### ASSIGNED TASK
An exact reproduction of all the entries below is required.

### PROVIDED DATA
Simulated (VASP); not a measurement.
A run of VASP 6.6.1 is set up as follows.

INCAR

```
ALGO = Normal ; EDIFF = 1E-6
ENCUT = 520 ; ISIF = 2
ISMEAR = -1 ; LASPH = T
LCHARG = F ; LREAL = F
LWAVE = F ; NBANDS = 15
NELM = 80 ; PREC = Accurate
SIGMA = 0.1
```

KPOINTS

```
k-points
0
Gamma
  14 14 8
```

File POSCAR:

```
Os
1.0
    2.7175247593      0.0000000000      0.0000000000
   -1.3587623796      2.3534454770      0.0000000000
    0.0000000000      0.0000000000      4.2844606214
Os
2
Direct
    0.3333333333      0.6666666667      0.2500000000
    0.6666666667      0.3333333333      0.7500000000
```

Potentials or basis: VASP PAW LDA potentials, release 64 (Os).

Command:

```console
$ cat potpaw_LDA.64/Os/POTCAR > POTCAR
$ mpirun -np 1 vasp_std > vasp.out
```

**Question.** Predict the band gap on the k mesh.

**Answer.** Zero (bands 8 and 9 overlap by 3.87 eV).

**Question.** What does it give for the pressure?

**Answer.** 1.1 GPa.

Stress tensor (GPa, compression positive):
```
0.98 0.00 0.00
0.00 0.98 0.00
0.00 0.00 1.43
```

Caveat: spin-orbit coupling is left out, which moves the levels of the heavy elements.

### EXERCISE RESPONSE
Simulated (VASP); not a measurement.
A run of VASP 6.6.1 is set up as follows.

INCAR

```
ALGO = Normal ; EDIFF = 1E-6
ENCUT = 520 ; ISIF = 2
ISMEAR = -1 ; LASPH = T
LCHARG = F ; LREAL = F
LWAVE = F ; NBANDS = 15
NELM = 80 ; PREC = Accurate
SIGMA = 0.1
```

KPOINTS

```
k-points
0
Gamma
  14 14 8
```

File POSCAR:

```
Os
1.0
    2.7175247593      0.0000000000      0.0000000000
   -1.3587623796      2.3534454770      0.0000000000
    0.0000000000      0.0000000000      4.2844606214
Os
2
Direct
    0.3333333333      0.6666666667      0.2500000000
    0.6666666667      0.3333333333      0.7500000000
```

Potentials or basis: VASP PAW LDA potentials, release 64 (Os).

Command:

```console
$ cat potpaw_LDA.64/Os/POTCAR > POTCAR
$ mpirun -np 1 vasp_std > vasp.out
```

**Question.** Predict the band gap on the k mesh.

**Answer.** Zero (bands 8 and 9 overlap by 3.87 eV).

**Question.** What does it give for the pressure?

**Answer.** 1.1 GPa.

Stress tensor (GPa, compression positive):
```
0.98 0.00 0.00
0.00 0.98 0.00
0.00 0.00 1.43
```

Caveat: spin-orbit coupling is left out, which moves the levels of the heavy elements.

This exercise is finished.